**Work instruction**
Write out the following listing's lines from the one with "The same species" to the one with "1.501 | +0.001 |", exactly, with both included and no others.

——————

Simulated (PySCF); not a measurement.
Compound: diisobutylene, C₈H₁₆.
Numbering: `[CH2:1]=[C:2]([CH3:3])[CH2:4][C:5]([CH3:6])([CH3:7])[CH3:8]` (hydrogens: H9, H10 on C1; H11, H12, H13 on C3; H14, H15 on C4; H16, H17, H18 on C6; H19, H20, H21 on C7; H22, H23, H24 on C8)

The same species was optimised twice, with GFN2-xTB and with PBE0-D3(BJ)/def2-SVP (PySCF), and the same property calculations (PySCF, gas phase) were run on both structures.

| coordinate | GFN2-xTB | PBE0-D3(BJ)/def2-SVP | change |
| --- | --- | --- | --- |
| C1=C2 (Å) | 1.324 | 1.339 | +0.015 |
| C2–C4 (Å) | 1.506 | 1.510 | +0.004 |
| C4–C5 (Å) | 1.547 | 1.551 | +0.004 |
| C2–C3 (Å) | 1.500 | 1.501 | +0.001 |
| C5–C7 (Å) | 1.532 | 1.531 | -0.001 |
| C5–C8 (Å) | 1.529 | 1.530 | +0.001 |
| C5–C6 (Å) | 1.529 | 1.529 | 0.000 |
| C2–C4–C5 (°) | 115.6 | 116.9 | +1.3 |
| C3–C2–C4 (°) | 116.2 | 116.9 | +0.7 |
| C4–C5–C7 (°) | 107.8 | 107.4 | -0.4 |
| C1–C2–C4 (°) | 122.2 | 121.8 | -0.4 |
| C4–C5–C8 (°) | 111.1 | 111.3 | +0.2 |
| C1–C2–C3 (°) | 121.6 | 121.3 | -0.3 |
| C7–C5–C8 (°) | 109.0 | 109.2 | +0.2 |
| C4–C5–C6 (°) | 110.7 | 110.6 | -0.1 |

——————

**Answer space**
The same species was optimised twice, with GFN2-xTB and with PBE0-D3(BJ)/def2-SVP (PySCF), and the same property calculations (PySCF, gas phase) were run on both structures.

| coordinate | GFN2-xTB | PBE0-D3(BJ)/def2-SVP | change |
| --- | --- | --- | --- |
| C1=C2 (Å) | 1.324 | 1.339 | +0.015 |
| C2–C4 (Å) | 1.506 | 1.510 | +0.004 |
| C4–C5 (Å) | 1.547 | 1.551 | +0.004 |
| C2–C3 (Å) | 1.500 | 1.501 | +0.001 |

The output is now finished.